**WORK REQUEST:**
Starting at the line that contains "phase (PySCF 2.14.0)?" and ending at the line that contains "The run used", the lines below are to be given again exactly, with nothing added.

------------------------------------------------------------
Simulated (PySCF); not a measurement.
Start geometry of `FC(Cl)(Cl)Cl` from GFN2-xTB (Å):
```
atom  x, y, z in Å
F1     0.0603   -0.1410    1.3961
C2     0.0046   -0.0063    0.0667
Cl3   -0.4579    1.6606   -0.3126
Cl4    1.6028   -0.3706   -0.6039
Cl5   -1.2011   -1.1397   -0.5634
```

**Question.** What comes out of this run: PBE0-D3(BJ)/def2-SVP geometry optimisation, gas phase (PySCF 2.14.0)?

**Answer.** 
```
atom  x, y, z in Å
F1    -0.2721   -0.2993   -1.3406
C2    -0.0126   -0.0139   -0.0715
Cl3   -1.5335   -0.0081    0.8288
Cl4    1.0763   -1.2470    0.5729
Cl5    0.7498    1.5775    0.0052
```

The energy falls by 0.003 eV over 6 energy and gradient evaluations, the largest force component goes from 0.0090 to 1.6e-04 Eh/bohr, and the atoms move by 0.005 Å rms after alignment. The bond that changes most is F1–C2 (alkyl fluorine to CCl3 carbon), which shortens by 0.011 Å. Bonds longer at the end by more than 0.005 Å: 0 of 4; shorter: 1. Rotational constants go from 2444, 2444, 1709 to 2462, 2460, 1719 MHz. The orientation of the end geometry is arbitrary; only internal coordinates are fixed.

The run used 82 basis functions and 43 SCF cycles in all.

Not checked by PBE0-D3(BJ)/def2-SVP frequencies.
------------------------------------------------------------

**TASK RESPONSE:**
**Question.** What comes out of this run: PBE0-D3(BJ)/def2-SVP geometry optimisation, gas phase (PySCF 2.14.0)?

**Answer.** 
```
atom  x, y, z in Å
F1    -0.2721   -0.2993   -1.3406
C2    -0.0126   -0.0139   -0.0715
Cl3   -1.5335   -0.0081    0.8288
Cl4    1.0763   -1.2470    0.5729
Cl5    0.7498    1.5775    0.0052
```

The energy falls by 0.003 eV over 6 energy and gradient evaluations, the largest force component goes from 0.0090 to 1.6e-04 Eh/bohr, and the atoms move by 0.005 Å rms after alignment. The bond that changes most is F1–C2 (alkyl fluorine to CCl3 carbon), which shortens by 0.011 Å. Bonds longer at the end by more than 0.005 Å: 0 of 4; shorter: 1. Rotational constants go from 2444, 2444, 1709 to 2462, 2460, 1719 MHz. The orientation of the end geometry is arbitrary; only internal coordinates are fixed.

The run used 82 basis functions and 43 SCF cycles in all.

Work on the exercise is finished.